- [WORK ORDER] In the listing below, print exactly the lines between the line holding "Si, 0.8735, 10.4973, 0.9963" and the line holding "Si, 4.6303, 7.4551, 1.3529", inclusive, and no more.

- [SUPPLIED INFORMATION]
※ ※ ※

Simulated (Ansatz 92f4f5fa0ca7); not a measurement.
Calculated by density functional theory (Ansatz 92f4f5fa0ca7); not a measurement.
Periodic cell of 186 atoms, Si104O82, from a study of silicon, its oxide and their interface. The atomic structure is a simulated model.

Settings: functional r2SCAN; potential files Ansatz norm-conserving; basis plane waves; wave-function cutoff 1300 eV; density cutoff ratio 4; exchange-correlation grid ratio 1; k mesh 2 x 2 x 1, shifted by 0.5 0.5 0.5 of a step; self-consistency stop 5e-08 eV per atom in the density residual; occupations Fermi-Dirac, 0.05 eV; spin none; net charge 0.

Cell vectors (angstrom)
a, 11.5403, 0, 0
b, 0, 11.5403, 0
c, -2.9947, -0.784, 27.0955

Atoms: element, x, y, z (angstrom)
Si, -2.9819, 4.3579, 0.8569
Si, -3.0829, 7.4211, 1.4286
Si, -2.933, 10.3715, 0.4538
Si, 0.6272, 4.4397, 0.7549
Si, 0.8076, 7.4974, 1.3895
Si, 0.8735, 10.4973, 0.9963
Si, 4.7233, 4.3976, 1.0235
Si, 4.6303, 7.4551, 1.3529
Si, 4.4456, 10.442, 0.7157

※ ※ ※

- [REPLY]
Si, 0.8735, 10.4973, 0.9963
Si, 4.7233, 4.3976, 1.0235
Si, 4.6303, 7.4551, 1.3529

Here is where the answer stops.